--- SOURCE INFORMATION Enclosed Below ---

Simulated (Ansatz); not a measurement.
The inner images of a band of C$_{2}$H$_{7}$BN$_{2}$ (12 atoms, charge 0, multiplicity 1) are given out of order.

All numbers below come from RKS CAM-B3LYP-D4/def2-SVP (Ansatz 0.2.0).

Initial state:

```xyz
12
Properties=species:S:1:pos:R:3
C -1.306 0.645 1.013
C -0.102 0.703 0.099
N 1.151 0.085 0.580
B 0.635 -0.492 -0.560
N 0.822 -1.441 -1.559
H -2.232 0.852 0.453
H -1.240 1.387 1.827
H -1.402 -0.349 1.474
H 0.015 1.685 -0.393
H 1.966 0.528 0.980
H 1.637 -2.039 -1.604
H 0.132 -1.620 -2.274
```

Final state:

--- End of Enclosed SOURCE INFORMATION ---

ACTION ITEM
Retype the complete listing exactly.

WRITTEN ANSWER
Simulated (Ansatz); not a measurement.
The inner images of a band of C$_{2}$H$_{7}$BN$_{2}$ (12 atoms, charge 0, multiplicity 1) are given out of order.

All numbers below come from RKS CAM-B3LYP-D4/def2-SVP (Ansatz 0.2.0).

Initial state:

```xyz
12
Properties=species:S:1:pos:R:3
C -1.306 0.645 1.013
C -0.102 0.703 0.099
N 1.151 0.085 0.580
B 0.635 -0.492 -0.560
N 0.822 -1.441 -1.559
H -2.232 0.852 0.453
H -1.240 1.387 1.827
H -1.402 -0.349 1.474
H 0.015 1.685 -0.393
H 1.966 0.528 0.980
H 1.637 -2.039 -1.604
H 0.132 -1.620 -2.274
```

Final state:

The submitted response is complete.